### DATA SECTION
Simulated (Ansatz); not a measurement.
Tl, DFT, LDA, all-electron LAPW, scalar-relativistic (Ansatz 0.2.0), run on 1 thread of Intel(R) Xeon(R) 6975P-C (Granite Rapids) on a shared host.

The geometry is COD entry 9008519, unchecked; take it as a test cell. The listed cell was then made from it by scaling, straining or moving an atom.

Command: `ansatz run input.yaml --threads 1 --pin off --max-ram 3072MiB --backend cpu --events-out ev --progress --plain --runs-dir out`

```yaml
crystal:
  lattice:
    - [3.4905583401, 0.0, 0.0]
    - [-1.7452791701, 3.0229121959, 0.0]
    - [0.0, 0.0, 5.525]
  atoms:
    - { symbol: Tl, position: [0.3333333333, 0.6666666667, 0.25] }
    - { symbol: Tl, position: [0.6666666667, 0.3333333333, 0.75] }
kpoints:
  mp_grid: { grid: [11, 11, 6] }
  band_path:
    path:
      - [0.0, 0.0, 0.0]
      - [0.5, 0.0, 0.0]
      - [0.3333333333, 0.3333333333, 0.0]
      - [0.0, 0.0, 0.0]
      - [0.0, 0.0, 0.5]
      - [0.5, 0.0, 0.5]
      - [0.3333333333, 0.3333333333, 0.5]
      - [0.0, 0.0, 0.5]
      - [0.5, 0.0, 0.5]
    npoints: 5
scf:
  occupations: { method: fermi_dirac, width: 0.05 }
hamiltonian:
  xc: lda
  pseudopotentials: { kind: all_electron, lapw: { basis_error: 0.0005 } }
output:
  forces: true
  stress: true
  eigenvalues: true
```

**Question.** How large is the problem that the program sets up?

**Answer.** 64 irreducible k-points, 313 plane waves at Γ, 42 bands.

### REQUIRED ACTION
Where the data above reaches the line holding "Tl, DFT, LDA, all-electron", begin printing, and stop after the line holding "program sets up?". Each line must be reproduced exactly, with nothing else added.

### TASK ANSWER
Tl, DFT, LDA, all-electron LAPW, scalar-relativistic (Ansatz 0.2.0), run on 1 thread of Intel(R) Xeon(R) 6975P-C (Granite Rapids) on a shared host.

The geometry is COD entry 9008519, unchecked; take it as a test cell. The listed cell was then made from it by scaling, straining or moving an atom.

Command: `ansatz run input.yaml --threads 1 --pin off --max-ram 3072MiB --backend cpu --events-out ev --progress --plain --runs-dir out`

```yaml
crystal:
  lattice:
    - [3.4905583401, 0.0, 0.0]
    - [-1.7452791701, 3.0229121959, 0.0]
    - [0.0, 0.0, 5.525]
  atoms:
    - { symbol: Tl, position: [0.3333333333, 0.6666666667, 0.25] }
    - { symbol: Tl, position: [0.6666666667, 0.3333333333, 0.75] }
kpoints:
  mp_grid: { grid: [11, 11, 6] }
  band_path:
    path:
      - [0.0, 0.0, 0.0]
      - [0.5, 0.0, 0.0]
      - [0.3333333333, 0.3333333333, 0.0]
      - [0.0, 0.0, 0.0]
      - [0.0, 0.0, 0.5]
      - [0.5, 0.0, 0.5]
      - [0.3333333333, 0.3333333333, 0.5]
      - [0.0, 0.0, 0.5]
      - [0.5, 0.0, 0.5]
    npoints: 5
scf:
  occupations: { method: fermi_dirac, width: 0.05 }
hamiltonian:
  xc: lda
  pseudopotentials: { kind: all_electron, lapw: { basis_error: 0.0005 } }
output:
  forces: true
  stress: true
  eigenvalues: true
```

**Question.** How large is the problem that the program sets up?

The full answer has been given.